Segment Start: DATA EXCERPTS

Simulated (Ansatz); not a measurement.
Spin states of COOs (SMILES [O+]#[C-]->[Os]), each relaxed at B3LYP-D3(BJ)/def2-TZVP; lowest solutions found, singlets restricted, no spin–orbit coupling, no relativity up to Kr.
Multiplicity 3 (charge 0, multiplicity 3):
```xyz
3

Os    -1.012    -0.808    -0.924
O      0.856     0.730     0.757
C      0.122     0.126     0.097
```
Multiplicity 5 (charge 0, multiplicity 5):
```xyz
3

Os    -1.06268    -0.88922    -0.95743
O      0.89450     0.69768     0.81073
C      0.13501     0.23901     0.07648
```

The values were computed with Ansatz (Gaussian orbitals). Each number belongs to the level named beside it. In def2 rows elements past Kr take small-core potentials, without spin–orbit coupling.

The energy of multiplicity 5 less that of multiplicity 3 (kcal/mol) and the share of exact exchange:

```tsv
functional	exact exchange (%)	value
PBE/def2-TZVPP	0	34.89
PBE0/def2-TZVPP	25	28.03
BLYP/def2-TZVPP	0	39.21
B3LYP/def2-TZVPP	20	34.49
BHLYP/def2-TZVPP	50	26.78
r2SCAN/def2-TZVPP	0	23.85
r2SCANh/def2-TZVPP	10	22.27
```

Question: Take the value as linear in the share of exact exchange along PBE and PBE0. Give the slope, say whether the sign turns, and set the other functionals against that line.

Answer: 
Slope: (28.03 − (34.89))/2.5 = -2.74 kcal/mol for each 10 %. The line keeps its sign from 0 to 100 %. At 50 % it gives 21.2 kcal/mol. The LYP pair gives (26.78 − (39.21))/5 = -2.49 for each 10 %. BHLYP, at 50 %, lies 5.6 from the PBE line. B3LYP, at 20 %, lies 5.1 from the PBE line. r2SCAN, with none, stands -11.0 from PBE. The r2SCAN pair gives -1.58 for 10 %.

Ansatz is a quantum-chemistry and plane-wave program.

Segment End: DATA EXCERPTS

■ **WORK INSTRUCTION**: Output, exactly and in full, the lines from the start of the entries above through the line that contains "Slope: (28.03 −".

■ **EXERCISE OUTPUT**:
Simulated (Ansatz); not a measurement.
Spin states of COOs (SMILES [O+]#[C-]->[Os]), each relaxed at B3LYP-D3(BJ)/def2-TZVP; lowest solutions found, singlets restricted, no spin–orbit coupling, no relativity up to Kr.
Multiplicity 3 (charge 0, multiplicity 3):
```xyz
3

Os    -1.012    -0.808    -0.924
O      0.856     0.730     0.757
C      0.122     0.126     0.097
```
Multiplicity 5 (charge 0, multiplicity 5):
```xyz
3

Os    -1.06268    -0.88922    -0.95743
O      0.89450     0.69768     0.81073
C      0.13501     0.23901     0.07648
```

The values were computed with Ansatz (Gaussian orbitals). Each number belongs to the level named beside it. In def2 rows elements past Kr take small-core potentials, without spin–orbit coupling.

The energy of multiplicity 5 less that of multiplicity 3 (kcal/mol) and the share of exact exchange:

```tsv
functional	exact exchange (%)	value
PBE/def2-TZVPP	0	34.89
PBE0/def2-TZVPP	25	28.03
BLYP/def2-TZVPP	0	39.21
B3LYP/def2-TZVPP	20	34.49
BHLYP/def2-TZVPP	50	26.78
r2SCAN/def2-TZVPP	0	23.85
r2SCANh/def2-TZVPP	10	22.27
```

Question: Take the value as linear in the share of exact exchange along PBE and PBE0. Give the slope, say whether the sign turns, and set the other functionals against that line.

Answer: 
Slope: (28.03 − (34.89))/2.5 = -2.74 kcal/mol for each 10 %. The line keeps its sign from 0 to 100 %. At 50 % it gives 21.2 kcal/mol. The LYP pair gives (26.78 − (39.21))/5 = -2.49 for each 10 %. BHLYP, at 50 %, lies 5.6 from the PBE line. B3LYP, at 20 %, lies 5.1 from the PBE line. r2SCAN, with none, stands -11.0 from PBE. The r2SCAN pair gives -1.58 for 10 %.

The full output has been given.